(GIVEN INFORMATION Opens)

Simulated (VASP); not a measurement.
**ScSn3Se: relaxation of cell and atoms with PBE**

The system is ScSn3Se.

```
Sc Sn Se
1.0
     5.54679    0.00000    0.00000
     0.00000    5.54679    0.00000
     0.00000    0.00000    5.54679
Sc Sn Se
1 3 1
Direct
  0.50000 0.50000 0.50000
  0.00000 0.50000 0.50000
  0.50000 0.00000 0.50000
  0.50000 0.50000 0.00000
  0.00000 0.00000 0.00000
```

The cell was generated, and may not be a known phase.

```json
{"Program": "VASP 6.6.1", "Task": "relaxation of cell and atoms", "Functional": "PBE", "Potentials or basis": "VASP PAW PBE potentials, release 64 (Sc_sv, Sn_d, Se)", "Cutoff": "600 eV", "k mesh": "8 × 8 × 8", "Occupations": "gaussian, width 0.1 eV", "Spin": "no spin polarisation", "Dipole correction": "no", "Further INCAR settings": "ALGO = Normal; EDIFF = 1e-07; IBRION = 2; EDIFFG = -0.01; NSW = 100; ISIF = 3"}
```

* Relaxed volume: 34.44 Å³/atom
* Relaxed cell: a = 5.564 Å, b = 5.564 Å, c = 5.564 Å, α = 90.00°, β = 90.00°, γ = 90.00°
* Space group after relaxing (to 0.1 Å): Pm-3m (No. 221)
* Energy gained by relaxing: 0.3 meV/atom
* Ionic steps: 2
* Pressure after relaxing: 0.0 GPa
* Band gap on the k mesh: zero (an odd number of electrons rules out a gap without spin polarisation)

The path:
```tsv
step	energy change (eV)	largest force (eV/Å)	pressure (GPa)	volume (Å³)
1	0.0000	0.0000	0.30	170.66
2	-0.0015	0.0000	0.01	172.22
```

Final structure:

(GIVEN INFORMATION Closes)

§ ASSIGNMENT
Please give an exact restatement of only the lines from the beginning of the material above to the line with "volume: 34.44 Å³/atom", inclusive.

§ EXERCISE RESPONSE
Simulated (VASP); not a measurement.
**ScSn3Se: relaxation of cell and atoms with PBE**

The system is ScSn3Se.

```
Sc Sn Se
1.0
     5.54679    0.00000    0.00000
     0.00000    5.54679    0.00000
     0.00000    0.00000    5.54679
Sc Sn Se
1 3 1
Direct
  0.50000 0.50000 0.50000
  0.00000 0.50000 0.50000
  0.50000 0.00000 0.50000
  0.50000 0.50000 0.00000
  0.00000 0.00000 0.00000
```

The cell was generated, and may not be a known phase.

```json
{"Program": "VASP 6.6.1", "Task": "relaxation of cell and atoms", "Functional": "PBE", "Potentials or basis": "VASP PAW PBE potentials, release 64 (Sc_sv, Sn_d, Se)", "Cutoff": "600 eV", "k mesh": "8 × 8 × 8", "Occupations": "gaussian, width 0.1 eV", "Spin": "no spin polarisation", "Dipole correction": "no", "Further INCAR settings": "ALGO = Normal; EDIFF = 1e-07; IBRION = 2; EDIFFG = -0.01; NSW = 100; ISIF = 3"}
```

* Relaxed volume: 34.44 Å³/atom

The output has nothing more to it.